Work order: Would you reproduce all of the entries exactly?

-- Records provided follows --

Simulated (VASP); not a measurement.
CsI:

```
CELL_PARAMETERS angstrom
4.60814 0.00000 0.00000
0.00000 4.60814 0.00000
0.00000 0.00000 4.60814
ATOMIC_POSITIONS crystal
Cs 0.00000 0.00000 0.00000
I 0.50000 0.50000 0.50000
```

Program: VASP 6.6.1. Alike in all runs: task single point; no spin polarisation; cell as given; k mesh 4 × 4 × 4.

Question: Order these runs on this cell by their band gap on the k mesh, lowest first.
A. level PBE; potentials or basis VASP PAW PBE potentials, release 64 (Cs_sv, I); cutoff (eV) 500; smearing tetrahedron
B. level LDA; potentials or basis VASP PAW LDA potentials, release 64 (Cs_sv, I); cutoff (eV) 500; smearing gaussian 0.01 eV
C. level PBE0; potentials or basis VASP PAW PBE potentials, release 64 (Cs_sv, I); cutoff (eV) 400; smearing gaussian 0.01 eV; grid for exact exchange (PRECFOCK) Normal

-- Records provided concluded --

Problem solution:
Simulated (VASP); not a measurement.
CsI:

```
CELL_PARAMETERS angstrom
4.60814 0.00000 0.00000
0.00000 4.60814 0.00000
0.00000 0.00000 4.60814
ATOMIC_POSITIONS crystal
Cs 0.00000 0.00000 0.00000
I 0.50000 0.50000 0.50000
```

Program: VASP 6.6.1. Alike in all runs: task single point; no spin polarisation; cell as given; k mesh 4 × 4 × 4.

Question: Order these runs on this cell by their band gap on the k mesh, lowest first.
A. level PBE; potentials or basis VASP PAW PBE potentials, release 64 (Cs_sv, I); cutoff (eV) 500; smearing tetrahedron
B. level LDA; potentials or basis VASP PAW LDA potentials, release 64 (Cs_sv, I); cutoff (eV) 500; smearing gaussian 0.01 eV
C. level PBE0; potentials or basis VASP PAW PBE potentials, release 64 (Cs_sv, I); cutoff (eV) 400; smearing gaussian 0.01 eV; grid for exact exchange (PRECFOCK) Normal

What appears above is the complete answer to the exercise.